#### Extracted records

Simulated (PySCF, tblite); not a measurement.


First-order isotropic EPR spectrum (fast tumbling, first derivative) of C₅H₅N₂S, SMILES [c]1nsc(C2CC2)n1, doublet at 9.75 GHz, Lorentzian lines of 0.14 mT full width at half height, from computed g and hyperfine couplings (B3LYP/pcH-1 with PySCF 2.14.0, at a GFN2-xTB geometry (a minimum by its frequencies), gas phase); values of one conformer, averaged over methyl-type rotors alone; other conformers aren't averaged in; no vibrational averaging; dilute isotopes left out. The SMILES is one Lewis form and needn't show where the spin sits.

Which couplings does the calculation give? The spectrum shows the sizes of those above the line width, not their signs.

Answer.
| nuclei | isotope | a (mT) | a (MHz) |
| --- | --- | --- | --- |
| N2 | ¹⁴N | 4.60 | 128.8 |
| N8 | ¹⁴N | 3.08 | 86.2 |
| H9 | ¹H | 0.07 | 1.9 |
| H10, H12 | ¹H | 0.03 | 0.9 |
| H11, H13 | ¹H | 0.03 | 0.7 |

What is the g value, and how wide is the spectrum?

########

Work item | Could you restate all of the lines above without altering a single word?

Reply |
Simulated (PySCF, tblite); not a measurement.


First-order isotropic EPR spectrum (fast tumbling, first derivative) of C₅H₅N₂S, SMILES [c]1nsc(C2CC2)n1, doublet at 9.75 GHz, Lorentzian lines of 0.14 mT full width at half height, from computed g and hyperfine couplings (B3LYP/pcH-1 with PySCF 2.14.0, at a GFN2-xTB geometry (a minimum by its frequencies), gas phase); values of one conformer, averaged over methyl-type rotors alone; other conformers aren't averaged in; no vibrational averaging; dilute isotopes left out. The SMILES is one Lewis form and needn't show where the spin sits.

Which couplings does the calculation give? The spectrum shows the sizes of those above the line width, not their signs.

Answer.
| nuclei | isotope | a (mT) | a (MHz) |
| --- | --- | --- | --- |
| N2 | ¹⁴N | 4.60 | 128.8 |
| N8 | ¹⁴N | 3.08 | 86.2 |
| H9 | ¹H | 0.07 | 1.9 |
| H10, H12 | ¹H | 0.03 | 0.9 |
| H11, H13 | ¹H | 0.03 | 0.7 |

What is the g value, and how wide is the spectrum?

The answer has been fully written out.